====== Data for analysis ======

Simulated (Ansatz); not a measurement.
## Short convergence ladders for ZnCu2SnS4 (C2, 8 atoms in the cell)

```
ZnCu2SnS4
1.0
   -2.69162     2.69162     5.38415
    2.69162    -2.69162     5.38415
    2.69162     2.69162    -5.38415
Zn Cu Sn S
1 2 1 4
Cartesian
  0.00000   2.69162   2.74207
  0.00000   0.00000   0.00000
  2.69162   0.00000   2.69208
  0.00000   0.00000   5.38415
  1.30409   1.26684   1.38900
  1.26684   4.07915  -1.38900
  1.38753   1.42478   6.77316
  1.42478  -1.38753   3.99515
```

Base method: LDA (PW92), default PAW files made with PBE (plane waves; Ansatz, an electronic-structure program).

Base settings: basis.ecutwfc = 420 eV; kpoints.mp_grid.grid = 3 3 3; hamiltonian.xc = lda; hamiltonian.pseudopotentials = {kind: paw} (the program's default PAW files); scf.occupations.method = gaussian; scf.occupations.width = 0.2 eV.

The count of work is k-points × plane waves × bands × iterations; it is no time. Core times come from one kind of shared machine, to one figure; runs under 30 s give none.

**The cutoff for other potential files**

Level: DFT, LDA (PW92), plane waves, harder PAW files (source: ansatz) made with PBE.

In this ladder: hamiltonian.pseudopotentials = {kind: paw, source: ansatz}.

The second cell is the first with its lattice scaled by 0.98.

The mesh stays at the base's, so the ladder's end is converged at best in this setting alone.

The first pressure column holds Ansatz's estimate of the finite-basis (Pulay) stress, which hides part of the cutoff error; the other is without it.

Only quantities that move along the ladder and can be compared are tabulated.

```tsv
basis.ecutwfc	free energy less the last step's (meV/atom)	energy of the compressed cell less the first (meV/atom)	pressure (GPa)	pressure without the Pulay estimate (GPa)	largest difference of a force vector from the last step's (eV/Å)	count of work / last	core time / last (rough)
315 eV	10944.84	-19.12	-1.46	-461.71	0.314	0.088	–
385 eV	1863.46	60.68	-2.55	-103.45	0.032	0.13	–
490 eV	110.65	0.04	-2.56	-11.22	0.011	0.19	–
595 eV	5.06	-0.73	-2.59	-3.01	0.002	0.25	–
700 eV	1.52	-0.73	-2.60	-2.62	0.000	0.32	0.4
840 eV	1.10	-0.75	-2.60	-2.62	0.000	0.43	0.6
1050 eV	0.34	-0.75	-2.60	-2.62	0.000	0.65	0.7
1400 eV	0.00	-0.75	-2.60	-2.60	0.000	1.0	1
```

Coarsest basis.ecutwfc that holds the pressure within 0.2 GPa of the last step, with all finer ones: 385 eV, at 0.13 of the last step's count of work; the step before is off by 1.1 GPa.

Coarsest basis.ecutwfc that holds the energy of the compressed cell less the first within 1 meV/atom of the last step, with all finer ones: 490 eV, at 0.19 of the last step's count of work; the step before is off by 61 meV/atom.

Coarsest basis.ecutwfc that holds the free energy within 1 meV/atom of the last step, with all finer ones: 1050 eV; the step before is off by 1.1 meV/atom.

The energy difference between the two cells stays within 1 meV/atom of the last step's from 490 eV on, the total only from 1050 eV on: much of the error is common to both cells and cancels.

======

- [Requirement]
The answer should hold only the lines from the start of the records above through the line containing "other potential files**", each set down exactly.

- [Task response]
Simulated (Ansatz); not a measurement.
## Short convergence ladders for ZnCu2SnS4 (C2, 8 atoms in the cell)

```
ZnCu2SnS4
1.0
   -2.69162     2.69162     5.38415
    2.69162    -2.69162     5.38415
    2.69162     2.69162    -5.38415
Zn Cu Sn S
1 2 1 4
Cartesian
  0.00000   2.69162   2.74207
  0.00000   0.00000   0.00000
  2.69162   0.00000   2.69208
  0.00000   0.00000   5.38415
  1.30409   1.26684   1.38900
  1.26684   4.07915  -1.38900
  1.38753   1.42478   6.77316
  1.42478  -1.38753   3.99515
```

Base method: LDA (PW92), default PAW files made with PBE (plane waves; Ansatz, an electronic-structure program).

Base settings: basis.ecutwfc = 420 eV; kpoints.mp_grid.grid = 3 3 3; hamiltonian.xc = lda; hamiltonian.pseudopotentials = {kind: paw} (the program's default PAW files); scf.occupations.method = gaussian; scf.occupations.width = 0.2 eV.

The count of work is k-points × plane waves × bands × iterations; it is no time. Core times come from one kind of shared machine, to one figure; runs under 30 s give none.

**The cutoff for other potential files**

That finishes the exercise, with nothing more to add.